Source data:
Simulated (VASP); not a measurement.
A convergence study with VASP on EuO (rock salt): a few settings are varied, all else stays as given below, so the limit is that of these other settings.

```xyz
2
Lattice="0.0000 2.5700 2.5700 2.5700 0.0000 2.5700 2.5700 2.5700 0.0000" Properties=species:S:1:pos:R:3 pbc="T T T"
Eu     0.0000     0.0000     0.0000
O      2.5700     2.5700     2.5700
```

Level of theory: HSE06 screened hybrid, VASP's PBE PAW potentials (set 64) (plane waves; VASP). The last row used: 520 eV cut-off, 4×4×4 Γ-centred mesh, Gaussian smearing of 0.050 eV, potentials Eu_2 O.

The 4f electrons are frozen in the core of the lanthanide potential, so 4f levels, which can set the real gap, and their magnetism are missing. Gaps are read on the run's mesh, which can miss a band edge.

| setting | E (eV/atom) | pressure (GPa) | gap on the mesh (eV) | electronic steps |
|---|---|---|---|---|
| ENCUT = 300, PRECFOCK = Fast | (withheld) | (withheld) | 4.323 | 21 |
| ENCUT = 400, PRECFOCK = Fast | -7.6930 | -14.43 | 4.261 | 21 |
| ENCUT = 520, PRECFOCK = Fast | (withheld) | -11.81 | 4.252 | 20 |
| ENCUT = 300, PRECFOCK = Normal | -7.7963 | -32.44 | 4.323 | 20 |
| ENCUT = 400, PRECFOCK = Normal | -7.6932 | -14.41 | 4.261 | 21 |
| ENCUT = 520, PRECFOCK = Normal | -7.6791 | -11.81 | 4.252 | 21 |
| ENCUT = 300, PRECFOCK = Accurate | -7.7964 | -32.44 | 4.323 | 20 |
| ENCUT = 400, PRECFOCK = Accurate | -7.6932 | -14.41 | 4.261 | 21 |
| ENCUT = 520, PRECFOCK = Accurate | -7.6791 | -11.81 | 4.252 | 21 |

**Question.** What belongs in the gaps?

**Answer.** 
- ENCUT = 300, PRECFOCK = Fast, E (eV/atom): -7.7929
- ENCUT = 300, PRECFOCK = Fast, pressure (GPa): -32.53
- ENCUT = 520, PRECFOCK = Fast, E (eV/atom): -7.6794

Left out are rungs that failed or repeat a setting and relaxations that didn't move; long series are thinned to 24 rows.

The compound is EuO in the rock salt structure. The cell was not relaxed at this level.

Brief: Every line from the first entry to the line containing "Level of theory: HSE06" should be transcribed exactly, and nothing beyond it.

Your response:
Simulated (VASP); not a measurement.
A convergence study with VASP on EuO (rock salt): a few settings are varied, all else stays as given below, so the limit is that of these other settings.

```xyz
2
Lattice="0.0000 2.5700 2.5700 2.5700 0.0000 2.5700 2.5700 2.5700 0.0000" Properties=species:S:1:pos:R:3 pbc="T T T"
Eu     0.0000     0.0000     0.0000
O      2.5700     2.5700     2.5700
```

Level of theory: HSE06 screened hybrid, VASP's PBE PAW potentials (set 64) (plane waves; VASP). The last row used: 520 eV cut-off, 4×4×4 Γ-centred mesh, Gaussian smearing of 0.050 eV, potentials Eu_2 O.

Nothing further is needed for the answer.